LISTED RECORDS:
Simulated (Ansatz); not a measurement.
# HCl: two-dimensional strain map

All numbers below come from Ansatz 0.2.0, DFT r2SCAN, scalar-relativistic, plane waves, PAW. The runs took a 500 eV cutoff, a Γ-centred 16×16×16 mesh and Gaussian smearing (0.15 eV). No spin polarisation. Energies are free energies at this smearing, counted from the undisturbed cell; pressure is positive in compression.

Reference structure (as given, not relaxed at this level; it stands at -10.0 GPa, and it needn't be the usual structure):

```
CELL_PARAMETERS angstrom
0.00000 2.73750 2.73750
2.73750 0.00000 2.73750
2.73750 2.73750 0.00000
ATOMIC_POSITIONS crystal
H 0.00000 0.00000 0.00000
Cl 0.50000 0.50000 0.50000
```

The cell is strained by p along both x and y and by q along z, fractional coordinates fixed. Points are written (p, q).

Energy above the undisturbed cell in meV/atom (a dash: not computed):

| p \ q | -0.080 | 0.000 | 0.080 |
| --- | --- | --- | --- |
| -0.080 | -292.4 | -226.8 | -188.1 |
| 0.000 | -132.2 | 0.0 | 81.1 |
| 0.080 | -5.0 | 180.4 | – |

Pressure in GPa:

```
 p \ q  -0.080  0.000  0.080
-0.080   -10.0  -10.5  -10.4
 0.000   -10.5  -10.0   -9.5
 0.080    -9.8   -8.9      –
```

TASK ITEM:
Quote exactly the opening line of the material above and every line after it, up to and including the line that contains "# HCl: two-dimensional strain map".

TASK RESPONSE:
Simulated (Ansatz); not a measurement.
# HCl: two-dimensional strain map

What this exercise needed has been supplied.